• _TASK ITEM_: A verbatim transcript of the lines below, starting at the first and ending with the one that holds "Q: Identify the", is what should be produced.

-------

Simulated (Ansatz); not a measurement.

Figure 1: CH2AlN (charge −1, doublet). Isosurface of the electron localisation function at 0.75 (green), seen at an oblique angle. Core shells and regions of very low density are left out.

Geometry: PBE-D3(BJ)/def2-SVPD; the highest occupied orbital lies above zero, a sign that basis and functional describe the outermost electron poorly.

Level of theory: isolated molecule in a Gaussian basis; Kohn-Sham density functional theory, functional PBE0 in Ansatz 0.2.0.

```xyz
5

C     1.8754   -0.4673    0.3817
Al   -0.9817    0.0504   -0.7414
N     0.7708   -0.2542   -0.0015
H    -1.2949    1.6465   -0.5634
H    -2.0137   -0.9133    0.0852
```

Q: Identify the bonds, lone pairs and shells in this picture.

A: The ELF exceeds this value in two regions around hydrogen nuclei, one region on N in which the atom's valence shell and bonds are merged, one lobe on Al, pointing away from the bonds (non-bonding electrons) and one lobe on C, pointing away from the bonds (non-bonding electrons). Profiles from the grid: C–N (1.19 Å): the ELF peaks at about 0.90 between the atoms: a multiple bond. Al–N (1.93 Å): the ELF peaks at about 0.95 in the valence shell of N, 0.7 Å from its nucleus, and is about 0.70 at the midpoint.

-------

• _TASK RESULT_:
Simulated (Ansatz); not a measurement.

Figure 1: CH2AlN (charge −1, doublet). Isosurface of the electron localisation function at 0.75 (green), seen at an oblique angle. Core shells and regions of very low density are left out.

Geometry: PBE-D3(BJ)/def2-SVPD; the highest occupied orbital lies above zero, a sign that basis and functional describe the outermost electron poorly.

Level of theory: isolated molecule in a Gaussian basis; Kohn-Sham density functional theory, functional PBE0 in Ansatz 0.2.0.

```xyz
5

C     1.8754   -0.4673    0.3817
Al   -0.9817    0.0504   -0.7414
N     0.7708   -0.2542   -0.0015
H    -1.2949    1.6465   -0.5634
H    -2.0137   -0.9133    0.0852
```

Q: Identify the bonds, lone pairs and shells in this picture.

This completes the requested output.